**ACTION ITEM:**
Each entry here needs to be given again exactly.

**DATA LISTING:**
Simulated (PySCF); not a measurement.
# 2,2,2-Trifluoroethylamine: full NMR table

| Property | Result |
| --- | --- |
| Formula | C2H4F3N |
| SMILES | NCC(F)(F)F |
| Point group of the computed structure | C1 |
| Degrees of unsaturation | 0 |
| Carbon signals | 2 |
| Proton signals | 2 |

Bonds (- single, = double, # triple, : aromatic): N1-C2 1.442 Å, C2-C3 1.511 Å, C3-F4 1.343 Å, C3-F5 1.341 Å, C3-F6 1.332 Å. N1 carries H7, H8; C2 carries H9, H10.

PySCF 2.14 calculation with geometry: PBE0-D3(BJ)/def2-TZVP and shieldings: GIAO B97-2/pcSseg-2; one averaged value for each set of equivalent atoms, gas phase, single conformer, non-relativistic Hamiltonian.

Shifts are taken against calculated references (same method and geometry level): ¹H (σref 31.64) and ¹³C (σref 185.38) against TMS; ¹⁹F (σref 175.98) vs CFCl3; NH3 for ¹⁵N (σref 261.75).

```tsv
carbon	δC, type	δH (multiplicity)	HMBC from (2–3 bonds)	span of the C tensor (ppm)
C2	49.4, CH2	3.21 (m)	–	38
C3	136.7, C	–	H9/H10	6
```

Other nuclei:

**EXPECTED ANSWER:**
Simulated (PySCF); not a measurement.
# 2,2,2-Trifluoroethylamine: full NMR table

| Property | Result |
| --- | --- |
| Formula | C2H4F3N |
| SMILES | NCC(F)(F)F |
| Point group of the computed structure | C1 |
| Degrees of unsaturation | 0 |
| Carbon signals | 2 |
| Proton signals | 2 |

Bonds (- single, = double, # triple, : aromatic): N1-C2 1.442 Å, C2-C3 1.511 Å, C3-F4 1.343 Å, C3-F5 1.341 Å, C3-F6 1.332 Å. N1 carries H7, H8; C2 carries H9, H10.

PySCF 2.14 calculation with geometry: PBE0-D3(BJ)/def2-TZVP and shieldings: GIAO B97-2/pcSseg-2; one averaged value for each set of equivalent atoms, gas phase, single conformer, non-relativistic Hamiltonian.

Shifts are taken against calculated references (same method and geometry level): ¹H (σref 31.64) and ¹³C (σref 185.38) against TMS; ¹⁹F (σref 175.98) vs CFCl3; NH3 for ¹⁵N (σref 261.75).

```tsv
carbon	δC, type	δH (multiplicity)	HMBC from (2–3 bonds)	span of the C tensor (ppm)
C2	49.4, CH2	3.21 (m)	–	38
C3	136.7, C	–	H9/H10	6
```

Other nuclei:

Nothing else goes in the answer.